• _Requirement_
Repeat the listing below word for word, stopping after the line that contains "TiO is run at".

• _Supplied information_
[Start of section]

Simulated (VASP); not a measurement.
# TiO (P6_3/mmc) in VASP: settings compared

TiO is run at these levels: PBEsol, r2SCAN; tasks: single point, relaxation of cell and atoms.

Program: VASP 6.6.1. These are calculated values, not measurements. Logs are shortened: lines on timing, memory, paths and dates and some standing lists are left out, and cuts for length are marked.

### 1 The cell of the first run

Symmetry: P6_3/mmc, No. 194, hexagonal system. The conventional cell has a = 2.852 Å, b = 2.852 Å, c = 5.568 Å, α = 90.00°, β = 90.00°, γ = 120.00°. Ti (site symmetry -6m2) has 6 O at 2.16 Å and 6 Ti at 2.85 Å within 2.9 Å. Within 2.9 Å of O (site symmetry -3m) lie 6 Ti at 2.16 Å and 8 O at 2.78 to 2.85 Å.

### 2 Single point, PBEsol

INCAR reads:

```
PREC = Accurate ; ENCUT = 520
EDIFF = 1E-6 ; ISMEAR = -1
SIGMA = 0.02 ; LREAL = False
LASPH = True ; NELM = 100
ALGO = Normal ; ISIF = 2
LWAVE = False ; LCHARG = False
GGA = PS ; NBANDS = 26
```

[End of section]

• _Task response_
Simulated (VASP); not a measurement.
# TiO (P6_3/mmc) in VASP: settings compared

TiO is run at these levels: PBEsol, r2SCAN; tasks: single point, relaxation of cell and atoms.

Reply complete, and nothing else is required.